TASK ITEM
The whole listing is to be repeated exactly. Add nothing.

————

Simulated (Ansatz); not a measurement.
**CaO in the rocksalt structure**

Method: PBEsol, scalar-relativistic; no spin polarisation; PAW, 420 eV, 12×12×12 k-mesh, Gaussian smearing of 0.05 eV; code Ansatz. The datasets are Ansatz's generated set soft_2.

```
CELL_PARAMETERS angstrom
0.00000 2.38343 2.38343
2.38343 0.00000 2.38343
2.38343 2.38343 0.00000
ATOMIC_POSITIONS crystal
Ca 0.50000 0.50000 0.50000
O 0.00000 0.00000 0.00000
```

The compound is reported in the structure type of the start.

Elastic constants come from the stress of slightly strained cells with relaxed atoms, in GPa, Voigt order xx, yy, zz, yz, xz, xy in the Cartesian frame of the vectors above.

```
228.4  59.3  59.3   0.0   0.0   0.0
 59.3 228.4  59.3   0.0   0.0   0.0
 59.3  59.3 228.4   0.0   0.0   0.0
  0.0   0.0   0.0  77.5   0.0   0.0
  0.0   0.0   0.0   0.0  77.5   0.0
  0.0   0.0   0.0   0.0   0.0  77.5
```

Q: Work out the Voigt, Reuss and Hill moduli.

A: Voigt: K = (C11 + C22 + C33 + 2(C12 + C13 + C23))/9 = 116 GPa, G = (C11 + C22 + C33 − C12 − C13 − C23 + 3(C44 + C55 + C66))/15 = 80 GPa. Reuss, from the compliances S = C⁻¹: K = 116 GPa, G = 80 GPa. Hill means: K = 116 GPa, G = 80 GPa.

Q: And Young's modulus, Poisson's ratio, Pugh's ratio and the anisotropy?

————

TASK SOLUTION
Simulated (Ansatz); not a measurement.
**CaO in the rocksalt structure**

Method: PBEsol, scalar-relativistic; no spin polarisation; PAW, 420 eV, 12×12×12 k-mesh, Gaussian smearing of 0.05 eV; code Ansatz. The datasets are Ansatz's generated set soft_2.

```
CELL_PARAMETERS angstrom
0.00000 2.38343 2.38343
2.38343 0.00000 2.38343
2.38343 2.38343 0.00000
ATOMIC_POSITIONS crystal
Ca 0.50000 0.50000 0.50000
O 0.00000 0.00000 0.00000
```

The compound is reported in the structure type of the start.

Elastic constants come from the stress of slightly strained cells with relaxed atoms, in GPa, Voigt order xx, yy, zz, yz, xz, xy in the Cartesian frame of the vectors above.

```
228.4  59.3  59.3   0.0   0.0   0.0
 59.3 228.4  59.3   0.0   0.0   0.0
 59.3  59.3 228.4   0.0   0.0   0.0
  0.0   0.0   0.0  77.5   0.0   0.0
  0.0   0.0   0.0   0.0  77.5   0.0
  0.0   0.0   0.0   0.0   0.0  77.5
```

Q: Work out the Voigt, Reuss and Hill moduli.

A: Voigt: K = (C11 + C22 + C33 + 2(C12 + C13 + C23))/9 = 116 GPa, G = (C11 + C22 + C33 − C12 − C13 − C23 + 3(C44 + C55 + C66))/15 = 80 GPa. Reuss, from the compliances S = C⁻¹: K = 116 GPa, G = 80 GPa. Hill means: K = 116 GPa, G = 80 GPa.

Q: And Young's modulus, Poisson's ratio, Pugh's ratio and the anisotropy?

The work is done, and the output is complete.